Reproduce the records exactly, beginning with their first line and ending with the line that contains "Model: multi-fluid Helmholtz-energy", and output nothing more.

+---+
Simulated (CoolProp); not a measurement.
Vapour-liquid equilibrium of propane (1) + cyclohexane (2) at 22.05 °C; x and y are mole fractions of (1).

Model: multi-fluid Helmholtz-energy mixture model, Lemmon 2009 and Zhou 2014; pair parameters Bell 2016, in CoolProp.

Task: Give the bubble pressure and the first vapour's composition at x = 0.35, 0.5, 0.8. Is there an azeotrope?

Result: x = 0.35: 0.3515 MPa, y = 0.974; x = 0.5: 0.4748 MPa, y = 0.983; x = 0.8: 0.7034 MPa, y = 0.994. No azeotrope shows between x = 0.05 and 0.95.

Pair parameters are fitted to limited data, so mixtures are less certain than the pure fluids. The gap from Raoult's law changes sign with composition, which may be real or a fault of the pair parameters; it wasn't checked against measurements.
+---+

Result »
Simulated (CoolProp); not a measurement.
Vapour-liquid equilibrium of propane (1) + cyclohexane (2) at 22.05 °C; x and y are mole fractions of (1).

Model: multi-fluid Helmholtz-energy mixture model, Lemmon 2009 and Zhou 2014; pair parameters Bell 2016, in CoolProp.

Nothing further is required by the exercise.